→ Work request: Please print the whole listing again, exactly as shown.

→ Given data:
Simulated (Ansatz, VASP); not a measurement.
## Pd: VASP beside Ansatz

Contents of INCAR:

→ Answer box:
Simulated (Ansatz, VASP); not a measurement.
## Pd: VASP beside Ansatz

Contents of INCAR:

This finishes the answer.